▶ _EXERCISE_: When you reach the line containing "A k mesh can", include it and stop; until then, return each line of the material exactly, starting with the first.

▶ _SOURCE DATA_:
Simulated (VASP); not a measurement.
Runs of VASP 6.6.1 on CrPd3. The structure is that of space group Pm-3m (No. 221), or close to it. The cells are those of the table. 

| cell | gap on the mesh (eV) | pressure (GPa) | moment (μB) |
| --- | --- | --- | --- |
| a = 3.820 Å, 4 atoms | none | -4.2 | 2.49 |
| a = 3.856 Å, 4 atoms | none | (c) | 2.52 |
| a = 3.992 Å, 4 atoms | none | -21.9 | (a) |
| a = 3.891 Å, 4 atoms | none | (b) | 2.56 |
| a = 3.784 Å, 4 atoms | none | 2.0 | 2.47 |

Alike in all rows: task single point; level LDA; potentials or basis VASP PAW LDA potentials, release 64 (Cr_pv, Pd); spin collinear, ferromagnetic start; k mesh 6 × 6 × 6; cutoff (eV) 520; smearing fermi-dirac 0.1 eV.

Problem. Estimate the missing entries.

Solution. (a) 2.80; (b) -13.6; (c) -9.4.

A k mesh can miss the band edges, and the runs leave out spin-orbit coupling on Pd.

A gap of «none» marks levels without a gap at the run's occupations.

▶ _EXERCISE RESPONSE_:
Simulated (VASP); not a measurement.
Runs of VASP 6.6.1 on CrPd3. The structure is that of space group Pm-3m (No. 221), or close to it. The cells are those of the table. 

| cell | gap on the mesh (eV) | pressure (GPa) | moment (μB) |
| --- | --- | --- | --- |
| a = 3.820 Å, 4 atoms | none | -4.2 | 2.49 |
| a = 3.856 Å, 4 atoms | none | (c) | 2.52 |
| a = 3.992 Å, 4 atoms | none | -21.9 | (a) |
| a = 3.891 Å, 4 atoms | none | (b) | 2.56 |
| a = 3.784 Å, 4 atoms | none | 2.0 | 2.47 |

Alike in all rows: task single point; level LDA; potentials or basis VASP PAW LDA potentials, release 64 (Cr_pv, Pd); spin collinear, ferromagnetic start; k mesh 6 × 6 × 6; cutoff (eV) 520; smearing fermi-dirac 0.1 eV.

Problem. Estimate the missing entries.

Solution. (a) 2.80; (b) -13.6; (c) -9.4.

A k mesh can miss the band edges, and the runs leave out spin-orbit coupling on Pd.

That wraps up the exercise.